■ **Brief**
The data should be printed in full, character for character.

■ **Information provided**
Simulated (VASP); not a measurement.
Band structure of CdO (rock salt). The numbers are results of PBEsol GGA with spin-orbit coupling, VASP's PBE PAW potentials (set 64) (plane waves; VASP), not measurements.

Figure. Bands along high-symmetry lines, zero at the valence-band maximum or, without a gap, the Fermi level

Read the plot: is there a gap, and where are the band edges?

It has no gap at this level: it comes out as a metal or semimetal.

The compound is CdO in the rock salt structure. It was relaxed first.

■ **Response box**
Simulated (VASP); not a measurement.
Band structure of CdO (rock salt). The numbers are results of PBEsol GGA with spin-orbit coupling, VASP's PBE PAW potentials (set 64) (plane waves; VASP), not measurements.

Figure. Bands along high-symmetry lines, zero at the valence-band maximum or, without a gap, the Fermi level

Read the plot: is there a gap, and where are the band edges?

It has no gap at this level: it comes out as a metal or semimetal.

The compound is CdO in the rock salt structure. It was relaxed first.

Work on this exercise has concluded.